◆ ACTION ITEM
Return the opening lines of the material, word for word. End with the line that contains "the net moment.".

------------------------

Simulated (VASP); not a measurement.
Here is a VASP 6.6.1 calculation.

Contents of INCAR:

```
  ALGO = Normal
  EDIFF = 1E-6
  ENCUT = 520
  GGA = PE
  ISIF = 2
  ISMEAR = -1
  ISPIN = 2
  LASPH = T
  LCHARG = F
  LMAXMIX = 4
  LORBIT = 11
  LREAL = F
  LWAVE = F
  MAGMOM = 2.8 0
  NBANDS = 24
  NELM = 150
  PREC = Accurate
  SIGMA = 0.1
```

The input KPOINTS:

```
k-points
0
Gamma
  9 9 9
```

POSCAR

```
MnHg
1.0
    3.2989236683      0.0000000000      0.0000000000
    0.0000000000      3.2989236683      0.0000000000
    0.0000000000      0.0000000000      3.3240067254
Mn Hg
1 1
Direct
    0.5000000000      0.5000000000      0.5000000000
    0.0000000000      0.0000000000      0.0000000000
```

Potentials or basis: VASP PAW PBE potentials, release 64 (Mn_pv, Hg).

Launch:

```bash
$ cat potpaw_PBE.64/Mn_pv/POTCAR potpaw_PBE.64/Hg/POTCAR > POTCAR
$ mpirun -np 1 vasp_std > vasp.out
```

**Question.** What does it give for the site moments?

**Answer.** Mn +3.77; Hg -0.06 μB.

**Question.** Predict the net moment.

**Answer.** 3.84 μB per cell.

------------------------

◆ WRITTEN ANSWER
Simulated (VASP); not a measurement.
Here is a VASP 6.6.1 calculation.

Contents of INCAR:

```
  ALGO = Normal
  EDIFF = 1E-6
  ENCUT = 520
  GGA = PE
  ISIF = 2
  ISMEAR = -1
  ISPIN = 2
  LASPH = T
  LCHARG = F
  LMAXMIX = 4
  LORBIT = 11
  LREAL = F
  LWAVE = F
  MAGMOM = 2.8 0
  NBANDS = 24
  NELM = 150
  PREC = Accurate
  SIGMA = 0.1
```

The input KPOINTS:

```
k-points
0
Gamma
  9 9 9
```

POSCAR

```
MnHg
1.0
    3.2989236683      0.0000000000      0.0000000000
    0.0000000000      3.2989236683      0.0000000000
    0.0000000000      0.0000000000      3.3240067254
Mn Hg
1 1
Direct
    0.5000000000      0.5000000000      0.5000000000
    0.0000000000      0.0000000000      0.0000000000
```

Potentials or basis: VASP PAW PBE potentials, release 64 (Mn_pv, Hg).

Launch:

```bash
$ cat potpaw_PBE.64/Mn_pv/POTCAR potpaw_PBE.64/Hg/POTCAR > POTCAR
$ mpirun -np 1 vasp_std > vasp.out
```

**Question.** What does it give for the site moments?

**Answer.** Mn +3.77; Hg -0.06 μB.

**Question.** Predict the net moment.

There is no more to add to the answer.